========
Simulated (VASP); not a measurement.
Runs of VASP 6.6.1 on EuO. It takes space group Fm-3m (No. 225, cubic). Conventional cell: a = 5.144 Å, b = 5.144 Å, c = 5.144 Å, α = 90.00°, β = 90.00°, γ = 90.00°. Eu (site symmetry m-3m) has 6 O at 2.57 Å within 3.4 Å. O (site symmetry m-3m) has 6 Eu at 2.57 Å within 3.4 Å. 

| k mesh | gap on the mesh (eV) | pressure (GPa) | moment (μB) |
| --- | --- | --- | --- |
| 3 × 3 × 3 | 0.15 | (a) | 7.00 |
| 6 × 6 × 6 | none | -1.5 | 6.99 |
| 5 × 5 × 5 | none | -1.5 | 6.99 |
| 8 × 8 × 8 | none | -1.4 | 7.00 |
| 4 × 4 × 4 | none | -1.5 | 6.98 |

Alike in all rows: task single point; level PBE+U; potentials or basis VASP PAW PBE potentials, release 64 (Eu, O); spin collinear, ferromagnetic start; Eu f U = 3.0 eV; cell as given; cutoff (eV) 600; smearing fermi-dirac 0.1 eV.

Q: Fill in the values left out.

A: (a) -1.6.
========

- WORK ORDER -
From the first line to the last, transcribe the listing exactly.

- TASK RESULT -
Simulated (VASP); not a measurement.
Runs of VASP 6.6.1 on EuO. It takes space group Fm-3m (No. 225, cubic). Conventional cell: a = 5.144 Å, b = 5.144 Å, c = 5.144 Å, α = 90.00°, β = 90.00°, γ = 90.00°. Eu (site symmetry m-3m) has 6 O at 2.57 Å within 3.4 Å. O (site symmetry m-3m) has 6 Eu at 2.57 Å within 3.4 Å. 

| k mesh | gap on the mesh (eV) | pressure (GPa) | moment (μB) |
| --- | --- | --- | --- |
| 3 × 3 × 3 | 0.15 | (a) | 7.00 |
| 6 × 6 × 6 | none | -1.5 | 6.99 |
| 5 × 5 × 5 | none | -1.5 | 6.99 |
| 8 × 8 × 8 | none | -1.4 | 7.00 |
| 4 × 4 × 4 | none | -1.5 | 6.98 |

Alike in all rows: task single point; level PBE+U; potentials or basis VASP PAW PBE potentials, release 64 (Eu, O); spin collinear, ferromagnetic start; Eu f U = 3.0 eV; cell as given; cutoff (eV) 600; smearing fermi-dirac 0.1 eV.

Q: Fill in the values left out.

A: (a) -1.6.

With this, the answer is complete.